■ ■ ■ ■

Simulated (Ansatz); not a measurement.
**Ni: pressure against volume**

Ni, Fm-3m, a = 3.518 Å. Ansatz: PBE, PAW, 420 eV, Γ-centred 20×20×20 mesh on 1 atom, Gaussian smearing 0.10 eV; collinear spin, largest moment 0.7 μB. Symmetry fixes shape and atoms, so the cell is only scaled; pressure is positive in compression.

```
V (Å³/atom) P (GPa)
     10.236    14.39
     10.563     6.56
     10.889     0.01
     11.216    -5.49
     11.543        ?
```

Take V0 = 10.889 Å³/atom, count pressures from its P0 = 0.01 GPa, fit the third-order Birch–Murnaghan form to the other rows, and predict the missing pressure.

■ ■ ■ ■

* **Required action**: A word-for-word copy of the data above is the goal, so set it all down again.

* **Your solution**:
Simulated (Ansatz); not a measurement.
**Ni: pressure against volume**

Ni, Fm-3m, a = 3.518 Å. Ansatz: PBE, PAW, 420 eV, Γ-centred 20×20×20 mesh on 1 atom, Gaussian smearing 0.10 eV; collinear spin, largest moment 0.7 μB. Symmetry fixes shape and atoms, so the cell is only scaled; pressure is positive in compression.

```
V (Å³/atom) P (GPa)
     10.236    14.39
     10.563     6.56
     10.889     0.01
     11.216    -5.49
     11.543        ?
```

Take V0 = 10.889 Å³/atom, count pressures from its P0 = 0.01 GPa, fit the third-order Birch–Murnaghan form to the other rows, and predict the missing pressure.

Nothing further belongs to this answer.